(Work item)
Exact copies of all the records are the expected output.

** Opening Dataset block **

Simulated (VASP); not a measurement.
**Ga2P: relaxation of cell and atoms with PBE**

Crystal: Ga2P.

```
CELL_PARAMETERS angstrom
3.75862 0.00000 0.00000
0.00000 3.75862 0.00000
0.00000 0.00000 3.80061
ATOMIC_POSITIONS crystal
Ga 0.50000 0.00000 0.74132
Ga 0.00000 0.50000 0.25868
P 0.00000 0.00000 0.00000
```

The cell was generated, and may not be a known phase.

** Closing Dataset block **

(Expected answer)
Simulated (VASP); not a measurement.
**Ga2P: relaxation of cell and atoms with PBE**

Crystal: Ga2P.

```
CELL_PARAMETERS angstrom
3.75862 0.00000 0.00000
0.00000 3.75862 0.00000
0.00000 0.00000 3.80061
ATOMIC_POSITIONS crystal
Ga 0.50000 0.00000 0.74132
Ga 0.00000 0.50000 0.25868
P 0.00000 0.00000 0.00000
```

The cell was generated, and may not be a known phase.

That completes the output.